> **Work request**
The line that contains "## (6) Total and projected DOS (r2SCAN)" marks the end: retype the data below exactly from its first line through that line.

***** Information provided

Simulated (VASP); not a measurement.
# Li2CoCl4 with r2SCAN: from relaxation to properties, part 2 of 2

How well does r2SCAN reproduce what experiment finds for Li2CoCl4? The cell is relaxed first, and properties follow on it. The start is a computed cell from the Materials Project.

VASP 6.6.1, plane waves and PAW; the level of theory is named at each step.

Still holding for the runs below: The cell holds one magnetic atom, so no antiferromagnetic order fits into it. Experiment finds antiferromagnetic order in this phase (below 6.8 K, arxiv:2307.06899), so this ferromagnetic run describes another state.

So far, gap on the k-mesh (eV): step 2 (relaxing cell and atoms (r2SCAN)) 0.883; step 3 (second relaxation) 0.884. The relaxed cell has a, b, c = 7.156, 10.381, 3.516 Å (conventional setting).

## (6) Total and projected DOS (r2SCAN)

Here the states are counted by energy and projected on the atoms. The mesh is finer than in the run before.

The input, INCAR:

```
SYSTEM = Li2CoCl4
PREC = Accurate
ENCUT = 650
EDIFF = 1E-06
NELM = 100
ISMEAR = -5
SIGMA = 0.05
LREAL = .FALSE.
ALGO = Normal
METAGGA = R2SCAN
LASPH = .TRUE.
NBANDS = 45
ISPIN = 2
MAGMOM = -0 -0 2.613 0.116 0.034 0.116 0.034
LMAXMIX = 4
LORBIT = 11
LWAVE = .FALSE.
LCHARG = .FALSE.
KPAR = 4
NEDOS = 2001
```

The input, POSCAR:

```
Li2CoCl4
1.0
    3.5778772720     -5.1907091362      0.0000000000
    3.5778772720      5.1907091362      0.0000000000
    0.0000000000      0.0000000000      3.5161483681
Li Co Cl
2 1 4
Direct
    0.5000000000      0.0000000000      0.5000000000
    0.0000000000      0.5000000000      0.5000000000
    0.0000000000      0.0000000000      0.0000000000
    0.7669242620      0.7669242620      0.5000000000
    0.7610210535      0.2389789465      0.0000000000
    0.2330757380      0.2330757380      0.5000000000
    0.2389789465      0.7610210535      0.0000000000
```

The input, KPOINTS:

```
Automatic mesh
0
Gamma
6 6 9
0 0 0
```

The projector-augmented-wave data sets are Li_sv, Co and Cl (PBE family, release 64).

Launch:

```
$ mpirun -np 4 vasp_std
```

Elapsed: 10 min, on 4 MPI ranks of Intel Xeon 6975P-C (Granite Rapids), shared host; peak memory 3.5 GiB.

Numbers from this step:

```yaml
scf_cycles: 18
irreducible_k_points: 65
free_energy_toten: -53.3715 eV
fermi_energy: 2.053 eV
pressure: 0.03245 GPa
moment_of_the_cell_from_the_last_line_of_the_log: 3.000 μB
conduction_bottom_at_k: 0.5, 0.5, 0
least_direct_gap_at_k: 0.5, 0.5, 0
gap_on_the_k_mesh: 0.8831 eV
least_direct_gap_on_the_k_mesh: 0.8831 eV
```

**********

> **Written response**
Simulated (VASP); not a measurement.
# Li2CoCl4 with r2SCAN: from relaxation to properties, part 2 of 2

How well does r2SCAN reproduce what experiment finds for Li2CoCl4? The cell is relaxed first, and properties follow on it. The start is a computed cell from the Materials Project.

VASP 6.6.1, plane waves and PAW; the level of theory is named at each step.

Still holding for the runs below: The cell holds one magnetic atom, so no antiferromagnetic order fits into it. Experiment finds antiferromagnetic order in this phase (below 6.8 K, arxiv:2307.06899), so this ferromagnetic run describes another state.

So far, gap on the k-mesh (eV): step 2 (relaxing cell and atoms (r2SCAN)) 0.883; step 3 (second relaxation) 0.884. The relaxed cell has a, b, c = 7.156, 10.381, 3.516 Å (conventional setting).

## (6) Total and projected DOS (r2SCAN)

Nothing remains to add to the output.